Exactly as written, copy the lines that run from the start of the data below to the line containing "- 0.010, x CH2CO: 3.61e-8", both ends included.

• Raw data:
-*-

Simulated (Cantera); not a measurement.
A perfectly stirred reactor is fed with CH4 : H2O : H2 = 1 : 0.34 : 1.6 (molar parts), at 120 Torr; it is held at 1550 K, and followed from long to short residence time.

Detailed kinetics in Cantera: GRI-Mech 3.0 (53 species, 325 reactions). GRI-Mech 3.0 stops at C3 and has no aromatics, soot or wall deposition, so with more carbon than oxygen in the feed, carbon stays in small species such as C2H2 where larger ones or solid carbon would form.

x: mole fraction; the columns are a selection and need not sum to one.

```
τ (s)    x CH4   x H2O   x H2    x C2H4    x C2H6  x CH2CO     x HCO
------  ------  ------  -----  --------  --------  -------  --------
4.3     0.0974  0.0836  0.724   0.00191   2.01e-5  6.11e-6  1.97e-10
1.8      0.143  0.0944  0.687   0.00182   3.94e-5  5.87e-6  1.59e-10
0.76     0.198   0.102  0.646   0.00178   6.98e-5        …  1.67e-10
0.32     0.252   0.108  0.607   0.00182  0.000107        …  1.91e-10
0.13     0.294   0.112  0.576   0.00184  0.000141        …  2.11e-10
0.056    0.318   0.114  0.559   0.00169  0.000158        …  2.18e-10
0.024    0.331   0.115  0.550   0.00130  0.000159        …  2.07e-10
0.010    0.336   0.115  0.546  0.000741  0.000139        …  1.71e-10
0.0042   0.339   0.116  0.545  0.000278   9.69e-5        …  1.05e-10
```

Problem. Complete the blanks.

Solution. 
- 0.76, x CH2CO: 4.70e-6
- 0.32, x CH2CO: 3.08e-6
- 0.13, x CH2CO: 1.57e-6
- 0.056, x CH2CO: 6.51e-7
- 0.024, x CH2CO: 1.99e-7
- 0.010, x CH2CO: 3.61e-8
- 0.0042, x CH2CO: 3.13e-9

-*-

• Response:
Simulated (Cantera); not a measurement.
A perfectly stirred reactor is fed with CH4 : H2O : H2 = 1 : 0.34 : 1.6 (molar parts), at 120 Torr; it is held at 1550 K, and followed from long to short residence time.

Detailed kinetics in Cantera: GRI-Mech 3.0 (53 species, 325 reactions). GRI-Mech 3.0 stops at C3 and has no aromatics, soot or wall deposition, so with more carbon than oxygen in the feed, carbon stays in small species such as C2H2 where larger ones or solid carbon would form.

x: mole fraction; the columns are a selection and need not sum to one.

```
τ (s)    x CH4   x H2O   x H2    x C2H4    x C2H6  x CH2CO     x HCO
------  ------  ------  -----  --------  --------  -------  --------
4.3     0.0974  0.0836  0.724   0.00191   2.01e-5  6.11e-6  1.97e-10
1.8      0.143  0.0944  0.687   0.00182   3.94e-5  5.87e-6  1.59e-10
0.76     0.198   0.102  0.646   0.00178   6.98e-5        …  1.67e-10
0.32     0.252   0.108  0.607   0.00182  0.000107        …  1.91e-10
0.13     0.294   0.112  0.576   0.00184  0.000141        …  2.11e-10
0.056    0.318   0.114  0.559   0.00169  0.000158        …  2.18e-10
0.024    0.331   0.115  0.550   0.00130  0.000159        …  2.07e-10
0.010    0.336   0.115  0.546  0.000741  0.000139        …  1.71e-10
0.0042   0.339   0.116  0.545  0.000278   9.69e-5        …  1.05e-10
```

Problem. Complete the blanks.

Solution. 
- 0.76, x CH2CO: 4.70e-6
- 0.32, x CH2CO: 3.08e-6
- 0.13, x CH2CO: 1.57e-6
- 0.056, x CH2CO: 6.51e-7
- 0.024, x CH2CO: 1.99e-7
- 0.010, x CH2CO: 3.61e-8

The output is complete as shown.